◇ ◇ ◇ ◇ ◇ ◇ ◇

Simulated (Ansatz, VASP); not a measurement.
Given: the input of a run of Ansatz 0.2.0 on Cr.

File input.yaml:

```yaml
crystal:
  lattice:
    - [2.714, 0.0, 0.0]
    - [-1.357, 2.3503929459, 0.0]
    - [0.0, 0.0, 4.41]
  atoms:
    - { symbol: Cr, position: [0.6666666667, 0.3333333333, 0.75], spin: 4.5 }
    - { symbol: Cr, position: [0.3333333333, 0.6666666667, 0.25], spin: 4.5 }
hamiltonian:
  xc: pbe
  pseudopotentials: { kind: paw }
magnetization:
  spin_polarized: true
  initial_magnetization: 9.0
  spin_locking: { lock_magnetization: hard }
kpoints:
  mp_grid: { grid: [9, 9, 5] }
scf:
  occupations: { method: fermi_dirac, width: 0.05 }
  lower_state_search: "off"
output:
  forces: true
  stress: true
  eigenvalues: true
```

◇ ◇ ◇ ◇ ◇ ◇ ◇

• **Action item**: Whatever the entries say, repeat all of them exactly.

• **Solution**:
Simulated (Ansatz, VASP); not a measurement.
Given: the input of a run of Ansatz 0.2.0 on Cr.

File input.yaml:

```yaml
crystal:
  lattice:
    - [2.714, 0.0, 0.0]
    - [-1.357, 2.3503929459, 0.0]
    - [0.0, 0.0, 4.41]
  atoms:
    - { symbol: Cr, position: [0.6666666667, 0.3333333333, 0.75], spin: 4.5 }
    - { symbol: Cr, position: [0.3333333333, 0.6666666667, 0.25], spin: 4.5 }
hamiltonian:
  xc: pbe
  pseudopotentials: { kind: paw }
magnetization:
  spin_polarized: true
  initial_magnetization: 9.0
  spin_locking: { lock_magnetization: hard }
kpoints:
  mp_grid: { grid: [9, 9, 5] }
scf:
  occupations: { method: fermi_dirac, width: 0.05 }
  lower_state_search: "off"
output:
  forces: true
  stress: true
  eigenvalues: true
```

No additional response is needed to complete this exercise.